== Segment start ==

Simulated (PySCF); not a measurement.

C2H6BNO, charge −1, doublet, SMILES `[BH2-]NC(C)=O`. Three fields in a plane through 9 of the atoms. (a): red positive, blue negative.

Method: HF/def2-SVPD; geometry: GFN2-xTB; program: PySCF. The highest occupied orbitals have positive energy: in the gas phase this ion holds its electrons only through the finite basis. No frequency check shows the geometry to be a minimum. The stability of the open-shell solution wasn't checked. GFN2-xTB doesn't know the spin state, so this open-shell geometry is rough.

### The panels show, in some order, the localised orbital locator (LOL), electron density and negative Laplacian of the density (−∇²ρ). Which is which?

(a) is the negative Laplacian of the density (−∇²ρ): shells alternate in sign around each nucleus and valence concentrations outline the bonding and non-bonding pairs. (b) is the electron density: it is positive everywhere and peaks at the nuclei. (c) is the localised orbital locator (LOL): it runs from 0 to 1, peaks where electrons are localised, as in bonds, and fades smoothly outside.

== Segment end ==

ASSIGNMENT –
As listed above, the lines from the line with "C2H6BNO, charge −1, doublet, SMILES" to the line with "Method: HF/def2-SVPD; geometry: GFN2-xTB;" are to be echoed exactly, with both ends included and nothing added.

WRITTEN ANSWER –
C2H6BNO, charge −1, doublet, SMILES `[BH2-]NC(C)=O`. Three fields in a plane through 9 of the atoms. (a): red positive, blue negative.

Method: HF/def2-SVPD; geometry: GFN2-xTB; program: PySCF. The highest occupied orbitals have positive energy: in the gas phase this ion holds its electrons only through the finite basis. No frequency check shows the geometry to be a minimum. The stability of the open-shell solution wasn't checked. GFN2-xTB doesn't know the spin state, so this open-shell geometry is rough.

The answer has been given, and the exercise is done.